··· Record set ···

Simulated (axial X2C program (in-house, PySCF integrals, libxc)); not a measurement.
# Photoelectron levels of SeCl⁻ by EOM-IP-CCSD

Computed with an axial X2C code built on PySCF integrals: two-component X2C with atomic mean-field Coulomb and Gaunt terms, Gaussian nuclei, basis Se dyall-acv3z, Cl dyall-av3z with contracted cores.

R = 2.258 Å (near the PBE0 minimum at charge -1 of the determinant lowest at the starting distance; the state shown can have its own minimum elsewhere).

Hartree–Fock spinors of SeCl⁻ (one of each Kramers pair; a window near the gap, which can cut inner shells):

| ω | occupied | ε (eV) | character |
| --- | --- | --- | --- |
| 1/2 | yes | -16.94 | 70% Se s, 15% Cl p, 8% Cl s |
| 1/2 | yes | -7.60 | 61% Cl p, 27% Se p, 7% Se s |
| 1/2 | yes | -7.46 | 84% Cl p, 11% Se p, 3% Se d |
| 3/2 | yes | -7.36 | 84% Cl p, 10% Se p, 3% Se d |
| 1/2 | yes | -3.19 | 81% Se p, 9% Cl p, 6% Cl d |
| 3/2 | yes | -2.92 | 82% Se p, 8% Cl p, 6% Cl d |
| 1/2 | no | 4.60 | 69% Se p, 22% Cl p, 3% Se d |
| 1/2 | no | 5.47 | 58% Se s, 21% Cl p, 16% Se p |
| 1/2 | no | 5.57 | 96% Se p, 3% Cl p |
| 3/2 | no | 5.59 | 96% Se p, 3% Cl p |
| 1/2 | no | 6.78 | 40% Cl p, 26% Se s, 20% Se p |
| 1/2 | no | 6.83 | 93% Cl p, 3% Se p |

···

Give back the full listing above verbatim.

Simulated (axial X2C program (in-house, PySCF integrals, libxc)); not a measurement.
# Photoelectron levels of SeCl⁻ by EOM-IP-CCSD

Computed with an axial X2C code built on PySCF integrals: two-component X2C with atomic mean-field Coulomb and Gaunt terms, Gaussian nuclei, basis Se dyall-acv3z, Cl dyall-av3z with contracted cores.

R = 2.258 Å (near the PBE0 minimum at charge -1 of the determinant lowest at the starting distance; the state shown can have its own minimum elsewhere).

Hartree–Fock spinors of SeCl⁻ (one of each Kramers pair; a window near the gap, which can cut inner shells):

| ω | occupied | ε (eV) | character |
| --- | --- | --- | --- |
| 1/2 | yes | -16.94 | 70% Se s, 15% Cl p, 8% Cl s |
| 1/2 | yes | -7.60 | 61% Cl p, 27% Se p, 7% Se s |
| 1/2 | yes | -7.46 | 84% Cl p, 11% Se p, 3% Se d |
| 3/2 | yes | -7.36 | 84% Cl p, 10% Se p, 3% Se d |
| 1/2 | yes | -3.19 | 81% Se p, 9% Cl p, 6% Cl d |
| 3/2 | yes | -2.92 | 82% Se p, 8% Cl p, 6% Cl d |
| 1/2 | no | 4.60 | 69% Se p, 22% Cl p, 3% Se d |
| 1/2 | no | 5.47 | 58% Se s, 21% Cl p, 16% Se p |
| 1/2 | no | 5.57 | 96% Se p, 3% Cl p |
| 3/2 | no | 5.59 | 96% Se p, 3% Cl p |
| 1/2 | no | 6.78 | 40% Cl p, 26% Se s, 20% Se p |
| 1/2 | no | 6.83 | 93% Cl p, 3% Se p |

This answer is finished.